In the listing beneath this line, copy exactly the lines starting with the one containing "-2.17 | 0.146 |" and going on through the one containing "The two differ".

[Start of Attachment]

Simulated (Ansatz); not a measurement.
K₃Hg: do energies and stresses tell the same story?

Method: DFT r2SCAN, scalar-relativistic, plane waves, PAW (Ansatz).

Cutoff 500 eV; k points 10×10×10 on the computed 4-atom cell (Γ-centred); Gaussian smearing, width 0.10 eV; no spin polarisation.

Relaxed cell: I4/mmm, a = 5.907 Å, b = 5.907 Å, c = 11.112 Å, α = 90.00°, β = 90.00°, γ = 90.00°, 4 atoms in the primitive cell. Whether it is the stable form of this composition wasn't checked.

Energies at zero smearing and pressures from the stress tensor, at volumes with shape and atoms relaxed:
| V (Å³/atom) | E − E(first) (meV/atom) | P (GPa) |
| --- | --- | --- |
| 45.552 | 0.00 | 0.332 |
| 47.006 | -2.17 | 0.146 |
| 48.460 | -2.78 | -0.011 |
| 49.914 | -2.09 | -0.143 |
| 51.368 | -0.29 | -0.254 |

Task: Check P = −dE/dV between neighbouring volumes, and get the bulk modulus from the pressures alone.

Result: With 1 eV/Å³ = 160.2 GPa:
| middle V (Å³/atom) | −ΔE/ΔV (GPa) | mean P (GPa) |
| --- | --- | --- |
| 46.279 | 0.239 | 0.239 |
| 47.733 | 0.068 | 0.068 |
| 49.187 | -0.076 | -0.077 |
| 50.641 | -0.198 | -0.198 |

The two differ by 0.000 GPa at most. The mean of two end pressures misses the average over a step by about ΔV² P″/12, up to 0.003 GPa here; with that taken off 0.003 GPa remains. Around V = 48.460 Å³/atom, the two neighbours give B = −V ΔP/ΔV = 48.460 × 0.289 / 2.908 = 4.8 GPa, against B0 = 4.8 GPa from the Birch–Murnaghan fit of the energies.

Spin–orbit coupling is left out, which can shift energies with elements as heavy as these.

[End of Attachment]

### Written solution
| 47.006 | -2.17 | 0.146 |
| 48.460 | -2.78 | -0.011 |
| 49.914 | -2.09 | -0.143 |
| 51.368 | -0.29 | -0.254 |

Task: Check P = −dE/dV between neighbouring volumes, and get the bulk modulus from the pressures alone.

Result: With 1 eV/Å³ = 160.2 GPa:
| middle V (Å³/atom) | −ΔE/ΔV (GPa) | mean P (GPa) |
| --- | --- | --- |
| 46.279 | 0.239 | 0.239 |
| 47.733 | 0.068 | 0.068 |
| 49.187 | -0.076 | -0.077 |
| 50.641 | -0.198 | -0.198 |

The two differ by 0.000 GPa at most. The mean of two end pressures misses the average over a step by about ΔV² P″/12, up to 0.003 GPa here; with that taken off 0.003 GPa remains. Around V = 48.460 Å³/atom, the two neighbours give B = −V ΔP/ΔV = 48.460 × 0.289 / 2.908 = 4.8 GPa, against B0 = 4.8 GPa from the Birch–Murnaghan fit of the energies.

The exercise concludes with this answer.